- **Work request**:
Print the listing exactly, but only as far as the line containing "Frames 5 fs". The first line and that line are both included.

<<<<

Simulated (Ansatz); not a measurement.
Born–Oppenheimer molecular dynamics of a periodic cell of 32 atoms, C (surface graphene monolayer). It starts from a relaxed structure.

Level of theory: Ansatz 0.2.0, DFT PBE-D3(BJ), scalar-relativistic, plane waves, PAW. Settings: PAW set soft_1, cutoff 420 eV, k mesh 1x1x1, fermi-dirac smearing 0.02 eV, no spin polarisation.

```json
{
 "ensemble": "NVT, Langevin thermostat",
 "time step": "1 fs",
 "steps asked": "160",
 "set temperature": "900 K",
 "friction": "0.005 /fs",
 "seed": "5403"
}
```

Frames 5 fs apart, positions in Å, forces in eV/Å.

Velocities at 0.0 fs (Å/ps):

>>>>

- **Task solution**:
Simulated (Ansatz); not a measurement.
Born–Oppenheimer molecular dynamics of a periodic cell of 32 atoms, C (surface graphene monolayer). It starts from a relaxed structure.

Level of theory: Ansatz 0.2.0, DFT PBE-D3(BJ), scalar-relativistic, plane waves, PAW. Settings: PAW set soft_1, cutoff 420 eV, k mesh 1x1x1, fermi-dirac smearing 0.02 eV, no spin polarisation.

```json
{
 "ensemble": "NVT, Langevin thermostat",
 "time step": "1 fs",
 "steps asked": "160",
 "set temperature": "900 K",
 "friction": "0.005 /fs",
 "seed": "5403"
}
```

Frames 5 fs apart, positions in Å, forces in eV/Å.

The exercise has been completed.